### REQUIRED ACTION:
Every line in the data below from the one containing "Mg (P6₃/mmc, 4" down to the one containing "The structure derives", both included, must be retyped exactly; no other line is to appear.

*** Opening GIVEN ENTRIES ***

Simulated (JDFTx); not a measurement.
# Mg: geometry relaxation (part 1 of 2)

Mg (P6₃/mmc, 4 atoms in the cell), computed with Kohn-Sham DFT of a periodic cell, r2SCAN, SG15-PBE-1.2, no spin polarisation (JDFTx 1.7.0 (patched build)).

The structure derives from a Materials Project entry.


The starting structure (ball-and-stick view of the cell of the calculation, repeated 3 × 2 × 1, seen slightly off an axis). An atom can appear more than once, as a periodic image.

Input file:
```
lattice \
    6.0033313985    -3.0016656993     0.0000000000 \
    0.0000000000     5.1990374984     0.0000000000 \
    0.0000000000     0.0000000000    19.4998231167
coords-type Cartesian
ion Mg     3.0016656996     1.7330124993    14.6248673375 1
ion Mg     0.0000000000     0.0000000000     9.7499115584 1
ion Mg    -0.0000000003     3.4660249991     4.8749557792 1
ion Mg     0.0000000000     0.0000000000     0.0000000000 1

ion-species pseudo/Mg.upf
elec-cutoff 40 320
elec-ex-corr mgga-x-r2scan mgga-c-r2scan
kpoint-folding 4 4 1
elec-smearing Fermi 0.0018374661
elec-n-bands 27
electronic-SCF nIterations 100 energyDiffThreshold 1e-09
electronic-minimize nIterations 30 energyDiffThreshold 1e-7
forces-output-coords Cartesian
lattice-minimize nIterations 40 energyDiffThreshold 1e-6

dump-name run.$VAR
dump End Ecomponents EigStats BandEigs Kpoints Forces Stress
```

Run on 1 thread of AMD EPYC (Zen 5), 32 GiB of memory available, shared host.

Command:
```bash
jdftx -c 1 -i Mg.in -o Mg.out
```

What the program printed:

*** Closing GIVEN ENTRIES ***

### WRITTEN REPLY:
Mg (P6₃/mmc, 4 atoms in the cell), computed with Kohn-Sham DFT of a periodic cell, r2SCAN, SG15-PBE-1.2, no spin polarisation (JDFTx 1.7.0 (patched build)).

The structure derives from a Materials Project entry.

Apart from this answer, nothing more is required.